□ □ □ □ □ □ □
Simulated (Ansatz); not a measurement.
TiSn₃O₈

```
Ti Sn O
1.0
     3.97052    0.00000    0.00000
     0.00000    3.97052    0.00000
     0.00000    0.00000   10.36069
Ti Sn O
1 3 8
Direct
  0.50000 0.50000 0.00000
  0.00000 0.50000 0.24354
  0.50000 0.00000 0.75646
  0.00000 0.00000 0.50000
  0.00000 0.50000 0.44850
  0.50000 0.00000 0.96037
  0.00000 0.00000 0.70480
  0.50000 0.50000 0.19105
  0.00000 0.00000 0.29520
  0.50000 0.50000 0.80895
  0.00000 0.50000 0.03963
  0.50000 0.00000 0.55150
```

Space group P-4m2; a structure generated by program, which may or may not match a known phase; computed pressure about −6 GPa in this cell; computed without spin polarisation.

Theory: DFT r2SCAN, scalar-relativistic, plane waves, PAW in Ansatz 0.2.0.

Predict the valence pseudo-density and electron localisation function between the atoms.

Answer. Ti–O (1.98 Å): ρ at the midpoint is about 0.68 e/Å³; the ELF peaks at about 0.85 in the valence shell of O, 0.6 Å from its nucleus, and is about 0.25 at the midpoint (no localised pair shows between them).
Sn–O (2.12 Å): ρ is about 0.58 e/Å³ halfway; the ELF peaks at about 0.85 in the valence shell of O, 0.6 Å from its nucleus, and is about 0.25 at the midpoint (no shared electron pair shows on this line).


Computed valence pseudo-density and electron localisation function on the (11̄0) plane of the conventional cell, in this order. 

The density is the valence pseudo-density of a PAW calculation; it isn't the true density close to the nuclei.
□ □ □ □ □ □ □

Repeat the material above exactly, beginning with its first line and ending with the line that holds "Sn–O (2.12 Å): ρ", and leave out everything else.

Exercise answer —
Simulated (Ansatz); not a measurement.
TiSn₃O₈

```
Ti Sn O
1.0
     3.97052    0.00000    0.00000
     0.00000    3.97052    0.00000
     0.00000    0.00000   10.36069
Ti Sn O
1 3 8
Direct
  0.50000 0.50000 0.00000
  0.00000 0.50000 0.24354
  0.50000 0.00000 0.75646
  0.00000 0.00000 0.50000
  0.00000 0.50000 0.44850
  0.50000 0.00000 0.96037
  0.00000 0.00000 0.70480
  0.50000 0.50000 0.19105
  0.00000 0.00000 0.29520
  0.50000 0.50000 0.80895
  0.00000 0.50000 0.03963
  0.50000 0.00000 0.55150
```

Space group P-4m2; a structure generated by program, which may or may not match a known phase; computed pressure about −6 GPa in this cell; computed without spin polarisation.

Theory: DFT r2SCAN, scalar-relativistic, plane waves, PAW in Ansatz 0.2.0.

Predict the valence pseudo-density and electron localisation function between the atoms.

Answer. Ti–O (1.98 Å): ρ at the midpoint is about 0.68 e/Å³; the ELF peaks at about 0.85 in the valence shell of O, 0.6 Å from its nucleus, and is about 0.25 at the midpoint (no localised pair shows between them).
Sn–O (2.12 Å): ρ is about 0.58 e/Å³ halfway; the ELF peaks at about 0.85 in the valence shell of O, 0.6 Å from its nucleus, and is about 0.25 at the midpoint (no shared electron pair shows on this line).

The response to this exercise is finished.